[[ Study material, beginning ]]

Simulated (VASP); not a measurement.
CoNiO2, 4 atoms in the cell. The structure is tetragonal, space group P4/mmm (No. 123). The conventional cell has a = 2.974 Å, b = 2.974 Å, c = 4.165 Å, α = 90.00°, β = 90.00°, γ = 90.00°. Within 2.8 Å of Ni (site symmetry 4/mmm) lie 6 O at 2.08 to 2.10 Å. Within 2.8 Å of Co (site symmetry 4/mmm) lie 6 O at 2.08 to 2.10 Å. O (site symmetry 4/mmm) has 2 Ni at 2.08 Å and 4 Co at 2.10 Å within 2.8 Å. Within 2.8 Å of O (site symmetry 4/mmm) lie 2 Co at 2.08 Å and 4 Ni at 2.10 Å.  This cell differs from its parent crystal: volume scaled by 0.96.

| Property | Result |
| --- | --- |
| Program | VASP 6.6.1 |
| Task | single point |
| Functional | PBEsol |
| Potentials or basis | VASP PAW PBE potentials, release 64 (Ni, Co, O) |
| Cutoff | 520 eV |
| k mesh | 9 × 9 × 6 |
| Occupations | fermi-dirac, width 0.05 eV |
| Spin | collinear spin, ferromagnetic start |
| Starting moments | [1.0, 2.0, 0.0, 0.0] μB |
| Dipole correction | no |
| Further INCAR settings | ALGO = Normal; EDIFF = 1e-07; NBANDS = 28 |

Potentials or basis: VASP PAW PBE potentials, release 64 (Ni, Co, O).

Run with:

[[ Study material, end ]]

Every record must be given again exactly as it was written.

Simulated (VASP); not a measurement.
CoNiO2, 4 atoms in the cell. The structure is tetragonal, space group P4/mmm (No. 123). The conventional cell has a = 2.974 Å, b = 2.974 Å, c = 4.165 Å, α = 90.00°, β = 90.00°, γ = 90.00°. Within 2.8 Å of Ni (site symmetry 4/mmm) lie 6 O at 2.08 to 2.10 Å. Within 2.8 Å of Co (site symmetry 4/mmm) lie 6 O at 2.08 to 2.10 Å. O (site symmetry 4/mmm) has 2 Ni at 2.08 Å and 4 Co at 2.10 Å within 2.8 Å. Within 2.8 Å of O (site symmetry 4/mmm) lie 2 Co at 2.08 Å and 4 Ni at 2.10 Å.  This cell differs from its parent crystal: volume scaled by 0.96.

| Property | Result |
| --- | --- |
| Program | VASP 6.6.1 |
| Task | single point |
| Functional | PBEsol |
| Potentials or basis | VASP PAW PBE potentials, release 64 (Ni, Co, O) |
| Cutoff | 520 eV |
| k mesh | 9 × 9 × 6 |
| Occupations | fermi-dirac, width 0.05 eV |
| Spin | collinear spin, ferromagnetic start |
| Starting moments | [1.0, 2.0, 0.0, 0.0] μB |
| Dipole correction | no |
| Further INCAR settings | ALGO = Normal; EDIFF = 1e-07; NBANDS = 28 |

Potentials or basis: VASP PAW PBE potentials, release 64 (Ni, Co, O).

Run with:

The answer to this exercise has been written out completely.